» **Required action**:
Give back the entire listing exactly as it was provided.

» **Dataset extract**:
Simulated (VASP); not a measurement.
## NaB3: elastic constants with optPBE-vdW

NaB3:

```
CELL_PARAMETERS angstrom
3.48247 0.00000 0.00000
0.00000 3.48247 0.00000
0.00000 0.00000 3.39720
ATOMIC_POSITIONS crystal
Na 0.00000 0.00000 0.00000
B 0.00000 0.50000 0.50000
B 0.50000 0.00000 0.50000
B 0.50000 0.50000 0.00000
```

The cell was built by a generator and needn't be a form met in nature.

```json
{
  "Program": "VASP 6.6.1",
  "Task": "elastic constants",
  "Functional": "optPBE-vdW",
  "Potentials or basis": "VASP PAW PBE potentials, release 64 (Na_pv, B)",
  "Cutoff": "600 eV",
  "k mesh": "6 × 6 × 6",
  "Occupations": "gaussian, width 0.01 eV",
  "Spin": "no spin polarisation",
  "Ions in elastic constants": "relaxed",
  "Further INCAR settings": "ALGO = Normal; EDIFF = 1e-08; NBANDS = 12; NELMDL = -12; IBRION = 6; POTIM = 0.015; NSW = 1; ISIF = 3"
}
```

» **Worked solution**:
Simulated (VASP); not a measurement.
## NaB3: elastic constants with optPBE-vdW

NaB3:

```
CELL_PARAMETERS angstrom
3.48247 0.00000 0.00000
0.00000 3.48247 0.00000
0.00000 0.00000 3.39720
ATOMIC_POSITIONS crystal
Na 0.00000 0.00000 0.00000
B 0.00000 0.50000 0.50000
B 0.50000 0.00000 0.50000
B 0.50000 0.50000 0.00000
```

The cell was built by a generator and needn't be a form met in nature.

```json
{
  "Program": "VASP 6.6.1",
  "Task": "elastic constants",
  "Functional": "optPBE-vdW",
  "Potentials or basis": "VASP PAW PBE potentials, release 64 (Na_pv, B)",
  "Cutoff": "600 eV",
  "k mesh": "6 × 6 × 6",
  "Occupations": "gaussian, width 0.01 eV",
  "Spin": "no spin polarisation",
  "Ions in elastic constants": "relaxed",
  "Further INCAR settings": "ALGO = Normal; EDIFF = 1e-08; NBANDS = 12; NELMDL = -12; IBRION = 6; POTIM = 0.015; NSW = 1; ISIF = 3"
}
```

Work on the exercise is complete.